Required action: Look through the data below for the line with "Which bonds does" and the line with "Calculated with Ansatz", then output those two and all lines in between, exactly as written.

Top of Records shown

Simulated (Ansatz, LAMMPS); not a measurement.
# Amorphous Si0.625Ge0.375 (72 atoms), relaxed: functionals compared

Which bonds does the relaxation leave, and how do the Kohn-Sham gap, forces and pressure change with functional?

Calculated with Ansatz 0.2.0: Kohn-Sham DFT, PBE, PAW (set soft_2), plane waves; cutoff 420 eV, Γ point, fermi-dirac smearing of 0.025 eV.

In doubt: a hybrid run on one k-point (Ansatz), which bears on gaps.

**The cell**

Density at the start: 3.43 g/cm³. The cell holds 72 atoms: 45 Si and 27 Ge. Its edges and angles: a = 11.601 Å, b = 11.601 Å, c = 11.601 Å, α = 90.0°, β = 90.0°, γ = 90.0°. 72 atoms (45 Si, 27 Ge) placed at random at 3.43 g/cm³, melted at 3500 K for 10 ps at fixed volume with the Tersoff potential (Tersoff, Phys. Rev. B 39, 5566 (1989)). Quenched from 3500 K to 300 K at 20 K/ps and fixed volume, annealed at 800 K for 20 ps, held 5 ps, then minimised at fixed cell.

Bottom of Records shown

Answer section:
Which bonds does the relaxation leave, and how do the Kohn-Sham gap, forces and pressure change with functional?

Calculated with Ansatz 0.2.0: Kohn-Sham DFT, PBE, PAW (set soft_2), plane waves; cutoff 420 eV, Γ point, fermi-dirac smearing of 0.025 eV.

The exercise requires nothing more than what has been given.